===== Listed records

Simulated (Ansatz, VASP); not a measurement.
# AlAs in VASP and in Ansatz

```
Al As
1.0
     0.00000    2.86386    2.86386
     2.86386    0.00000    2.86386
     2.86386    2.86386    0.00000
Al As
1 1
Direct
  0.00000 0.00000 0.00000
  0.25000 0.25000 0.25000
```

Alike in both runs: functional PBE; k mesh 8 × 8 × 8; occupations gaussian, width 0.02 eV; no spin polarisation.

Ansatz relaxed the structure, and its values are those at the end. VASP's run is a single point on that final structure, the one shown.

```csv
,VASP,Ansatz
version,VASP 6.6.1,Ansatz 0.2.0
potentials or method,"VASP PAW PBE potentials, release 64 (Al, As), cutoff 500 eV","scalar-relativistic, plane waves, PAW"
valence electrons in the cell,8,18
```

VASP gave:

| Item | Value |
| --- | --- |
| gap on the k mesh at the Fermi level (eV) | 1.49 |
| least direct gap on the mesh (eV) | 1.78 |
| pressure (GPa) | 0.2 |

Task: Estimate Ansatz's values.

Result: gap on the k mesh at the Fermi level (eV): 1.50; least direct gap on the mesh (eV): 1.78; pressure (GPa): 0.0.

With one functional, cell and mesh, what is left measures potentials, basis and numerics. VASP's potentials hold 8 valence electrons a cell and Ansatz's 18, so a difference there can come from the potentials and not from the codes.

==========

▶ Required action: Quote verbatim the opening lines of the listing above, ending with the line where "Result: gap on" appears; include both endpoints and nothing more.

▶ Answer section:
Simulated (Ansatz, VASP); not a measurement.
# AlAs in VASP and in Ansatz

```
Al As
1.0
     0.00000    2.86386    2.86386
     2.86386    0.00000    2.86386
     2.86386    2.86386    0.00000
Al As
1 1
Direct
  0.00000 0.00000 0.00000
  0.25000 0.25000 0.25000
```

Alike in both runs: functional PBE; k mesh 8 × 8 × 8; occupations gaussian, width 0.02 eV; no spin polarisation.

Ansatz relaxed the structure, and its values are those at the end. VASP's run is a single point on that final structure, the one shown.

```csv
,VASP,Ansatz
version,VASP 6.6.1,Ansatz 0.2.0
potentials or method,"VASP PAW PBE potentials, release 64 (Al, As), cutoff 500 eV","scalar-relativistic, plane waves, PAW"
valence electrons in the cell,8,18
```

VASP gave:

| Item | Value |
| --- | --- |
| gap on the k mesh at the Fermi level (eV) | 1.49 |
| least direct gap on the mesh (eV) | 1.78 |
| pressure (GPa) | 0.2 |

Task: Estimate Ansatz's values.

Result: gap on the k mesh at the Fermi level (eV): 1.50; least direct gap on the mesh (eV): 1.78; pressure (GPa): 0.0.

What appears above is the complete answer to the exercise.